───
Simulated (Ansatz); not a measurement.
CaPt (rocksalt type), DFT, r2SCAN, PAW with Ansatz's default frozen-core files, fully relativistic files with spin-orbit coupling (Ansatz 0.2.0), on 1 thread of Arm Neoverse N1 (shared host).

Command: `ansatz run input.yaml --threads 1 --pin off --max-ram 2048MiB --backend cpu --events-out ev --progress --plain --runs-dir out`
───

Exactly as shown, give every record again.

(Task result):
Simulated (Ansatz); not a measurement.
CaPt (rocksalt type), DFT, r2SCAN, PAW with Ansatz's default frozen-core files, fully relativistic files with spin-orbit coupling (Ansatz 0.2.0), on 1 thread of Arm Neoverse N1 (shared host).

Command: `ansatz run input.yaml --threads 1 --pin off --max-ram 2048MiB --backend cpu --events-out ev --progress --plain --runs-dir out`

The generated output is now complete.